Given entries
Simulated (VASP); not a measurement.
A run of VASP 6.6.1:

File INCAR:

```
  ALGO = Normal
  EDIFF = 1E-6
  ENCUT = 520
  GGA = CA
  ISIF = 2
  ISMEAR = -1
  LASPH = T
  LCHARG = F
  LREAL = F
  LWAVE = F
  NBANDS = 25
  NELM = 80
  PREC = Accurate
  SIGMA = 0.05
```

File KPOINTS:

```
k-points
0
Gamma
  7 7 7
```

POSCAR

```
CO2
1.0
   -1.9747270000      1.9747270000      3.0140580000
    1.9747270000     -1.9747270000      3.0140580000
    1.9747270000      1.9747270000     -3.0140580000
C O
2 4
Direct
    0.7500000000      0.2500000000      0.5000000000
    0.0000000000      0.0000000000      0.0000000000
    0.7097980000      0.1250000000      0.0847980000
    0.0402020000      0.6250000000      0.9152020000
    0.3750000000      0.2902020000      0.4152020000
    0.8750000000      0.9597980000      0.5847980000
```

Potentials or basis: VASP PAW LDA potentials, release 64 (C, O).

Brief
For this exercise, restate each of the entries without any deviation.

Result
Simulated (VASP); not a measurement.
A run of VASP 6.6.1:

File INCAR:

```
  ALGO = Normal
  EDIFF = 1E-6
  ENCUT = 520
  GGA = CA
  ISIF = 2
  ISMEAR = -1
  LASPH = T
  LCHARG = F
  LREAL = F
  LWAVE = F
  NBANDS = 25
  NELM = 80
  PREC = Accurate
  SIGMA = 0.05
```

File KPOINTS:

```
k-points
0
Gamma
  7 7 7
```

POSCAR

```
CO2
1.0
   -1.9747270000      1.9747270000      3.0140580000
    1.9747270000     -1.9747270000      3.0140580000
    1.9747270000      1.9747270000     -3.0140580000
C O
2 4
Direct
    0.7500000000      0.2500000000      0.5000000000
    0.0000000000      0.0000000000      0.0000000000
    0.7097980000      0.1250000000      0.0847980000
    0.0402020000      0.6250000000      0.9152020000
    0.3750000000      0.2902020000      0.4152020000
    0.8750000000      0.9597980000      0.5847980000
```

Potentials or basis: VASP PAW LDA potentials, release 64 (C, O).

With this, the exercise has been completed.